▸ **DATASET**
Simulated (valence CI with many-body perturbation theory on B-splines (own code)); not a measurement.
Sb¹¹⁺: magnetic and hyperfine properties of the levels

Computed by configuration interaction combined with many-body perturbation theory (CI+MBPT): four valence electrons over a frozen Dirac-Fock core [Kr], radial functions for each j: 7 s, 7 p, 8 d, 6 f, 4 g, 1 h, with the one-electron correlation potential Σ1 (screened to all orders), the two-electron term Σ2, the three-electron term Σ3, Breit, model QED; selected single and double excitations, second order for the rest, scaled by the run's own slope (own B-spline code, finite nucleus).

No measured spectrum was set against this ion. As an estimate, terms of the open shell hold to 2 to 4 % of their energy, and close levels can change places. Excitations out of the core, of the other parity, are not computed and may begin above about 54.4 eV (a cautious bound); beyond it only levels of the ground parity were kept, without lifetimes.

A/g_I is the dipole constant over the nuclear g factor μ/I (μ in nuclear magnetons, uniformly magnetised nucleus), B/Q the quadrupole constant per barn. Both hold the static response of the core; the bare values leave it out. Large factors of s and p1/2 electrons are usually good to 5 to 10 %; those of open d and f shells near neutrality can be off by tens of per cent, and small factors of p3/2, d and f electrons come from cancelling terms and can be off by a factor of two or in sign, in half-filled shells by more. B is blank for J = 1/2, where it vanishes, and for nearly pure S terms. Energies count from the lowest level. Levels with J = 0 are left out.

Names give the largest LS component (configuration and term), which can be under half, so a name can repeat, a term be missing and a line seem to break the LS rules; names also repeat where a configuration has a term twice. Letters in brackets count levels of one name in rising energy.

▸ **WORK ORDER**
Begin at the top of the listing above and set down each line exactly. Stop after the line that contains "A/g_I is the".

▸ **ANSWER AREA**
Simulated (valence CI with many-body perturbation theory on B-splines (own code)); not a measurement.
Sb¹¹⁺: magnetic and hyperfine properties of the levels

Computed by configuration interaction combined with many-body perturbation theory (CI+MBPT): four valence electrons over a frozen Dirac-Fock core [Kr], radial functions for each j: 7 s, 7 p, 8 d, 6 f, 4 g, 1 h, with the one-electron correlation potential Σ1 (screened to all orders), the two-electron term Σ2, the three-electron term Σ3, Breit, model QED; selected single and double excitations, second order for the rest, scaled by the run's own slope (own B-spline code, finite nucleus).

No measured spectrum was set against this ion. As an estimate, terms of the open shell hold to 2 to 4 % of their energy, and close levels can change places. Excitations out of the core, of the other parity, are not computed and may begin above about 54.4 eV (a cautious bound); beyond it only levels of the ground parity were kept, without lifetimes.

A/g_I is the dipole constant over the nuclear g factor μ/I (μ in nuclear magnetons, uniformly magnetised nucleus), B/Q the quadrupole constant per barn. Both hold the static response of the core; the bare values leave it out. Large factors of s and p1/2 electrons are usually good to 5 to 10 %; those of open d and f shells near neutrality can be off by tens of per cent, and small factors of p3/2, d and f electrons come from cancelling terms and can be off by a factor of two or in sign, in half-filled shells by more. B is blank for J = 1/2, where it vanishes, and for nearly pure S terms. Energies count from the lowest level. Levels with J = 0 are left out.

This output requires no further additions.